┏━━
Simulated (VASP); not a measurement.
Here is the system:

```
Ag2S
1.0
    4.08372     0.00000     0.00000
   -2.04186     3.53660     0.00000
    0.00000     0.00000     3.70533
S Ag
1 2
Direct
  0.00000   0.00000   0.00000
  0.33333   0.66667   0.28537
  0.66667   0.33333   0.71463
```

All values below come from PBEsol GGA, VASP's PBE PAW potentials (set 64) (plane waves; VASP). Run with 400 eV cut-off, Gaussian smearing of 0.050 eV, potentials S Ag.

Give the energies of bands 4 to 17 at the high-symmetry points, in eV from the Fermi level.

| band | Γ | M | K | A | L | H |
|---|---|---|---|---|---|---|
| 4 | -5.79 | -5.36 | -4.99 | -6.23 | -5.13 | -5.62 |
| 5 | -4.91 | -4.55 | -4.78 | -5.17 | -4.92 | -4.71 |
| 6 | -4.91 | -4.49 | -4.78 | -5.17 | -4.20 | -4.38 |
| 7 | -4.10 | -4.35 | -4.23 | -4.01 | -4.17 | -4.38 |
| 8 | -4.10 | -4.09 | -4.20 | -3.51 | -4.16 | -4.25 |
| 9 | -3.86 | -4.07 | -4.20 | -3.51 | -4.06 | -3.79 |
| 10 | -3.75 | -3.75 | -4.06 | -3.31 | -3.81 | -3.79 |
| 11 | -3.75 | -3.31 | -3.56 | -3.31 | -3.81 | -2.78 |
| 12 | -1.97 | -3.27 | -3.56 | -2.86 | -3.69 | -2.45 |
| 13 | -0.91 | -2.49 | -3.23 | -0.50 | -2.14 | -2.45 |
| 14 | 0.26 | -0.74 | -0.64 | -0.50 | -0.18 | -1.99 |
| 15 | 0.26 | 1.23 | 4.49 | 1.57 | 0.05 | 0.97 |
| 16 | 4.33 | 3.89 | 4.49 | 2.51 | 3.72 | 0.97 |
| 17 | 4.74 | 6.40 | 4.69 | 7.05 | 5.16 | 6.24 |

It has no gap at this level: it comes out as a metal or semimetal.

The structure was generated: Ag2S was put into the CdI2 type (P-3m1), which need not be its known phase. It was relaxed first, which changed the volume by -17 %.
┗━━

[ASSIGNMENT]
Repeat exactly the lines of the material above, taking the first line, the line with "-4.17 | -4.38 |", and every line between them.

[ANSWER SECTION]
Simulated (VASP); not a measurement.
Here is the system:

```
Ag2S
1.0
    4.08372     0.00000     0.00000
   -2.04186     3.53660     0.00000
    0.00000     0.00000     3.70533
S Ag
1 2
Direct
  0.00000   0.00000   0.00000
  0.33333   0.66667   0.28537
  0.66667   0.33333   0.71463
```

All values below come from PBEsol GGA, VASP's PBE PAW potentials (set 64) (plane waves; VASP). Run with 400 eV cut-off, Gaussian smearing of 0.050 eV, potentials S Ag.

Give the energies of bands 4 to 17 at the high-symmetry points, in eV from the Fermi level.

| band | Γ | M | K | A | L | H |
|---|---|---|---|---|---|---|
| 4 | -5.79 | -5.36 | -4.99 | -6.23 | -5.13 | -5.62 |
| 5 | -4.91 | -4.55 | -4.78 | -5.17 | -4.92 | -4.71 |
| 6 | -4.91 | -4.49 | -4.78 | -5.17 | -4.20 | -4.38 |
| 7 | -4.10 | -4.35 | -4.23 | -4.01 | -4.17 | -4.38 |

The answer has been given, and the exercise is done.